==================================================

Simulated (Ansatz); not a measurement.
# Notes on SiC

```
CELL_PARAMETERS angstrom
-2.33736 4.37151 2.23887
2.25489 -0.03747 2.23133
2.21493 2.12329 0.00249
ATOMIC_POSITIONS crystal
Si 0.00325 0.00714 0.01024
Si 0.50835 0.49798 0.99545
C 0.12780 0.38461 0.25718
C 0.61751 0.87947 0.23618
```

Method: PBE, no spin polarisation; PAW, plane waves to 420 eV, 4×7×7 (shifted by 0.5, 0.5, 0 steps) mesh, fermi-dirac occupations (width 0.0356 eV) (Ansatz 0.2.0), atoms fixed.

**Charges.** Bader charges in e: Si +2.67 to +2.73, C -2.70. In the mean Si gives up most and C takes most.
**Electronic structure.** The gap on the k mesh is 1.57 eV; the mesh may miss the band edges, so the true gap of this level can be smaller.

==================================================

— WORK INSTRUCTION —
Whatever appears in the listing above, write it down again exactly.

— ANSWER SPACE —
Simulated (Ansatz); not a measurement.
# Notes on SiC

```
CELL_PARAMETERS angstrom
-2.33736 4.37151 2.23887
2.25489 -0.03747 2.23133
2.21493 2.12329 0.00249
ATOMIC_POSITIONS crystal
Si 0.00325 0.00714 0.01024
Si 0.50835 0.49798 0.99545
C 0.12780 0.38461 0.25718
C 0.61751 0.87947 0.23618
```

Method: PBE, no spin polarisation; PAW, plane waves to 420 eV, 4×7×7 (shifted by 0.5, 0.5, 0 steps) mesh, fermi-dirac occupations (width 0.0356 eV) (Ansatz 0.2.0), atoms fixed.

**Charges.** Bader charges in e: Si +2.67 to +2.73, C -2.70. In the mean Si gives up most and C takes most.
**Electronic structure.** The gap on the k mesh is 1.57 eV; the mesh may miss the band edges, so the true gap of this level can be smaller.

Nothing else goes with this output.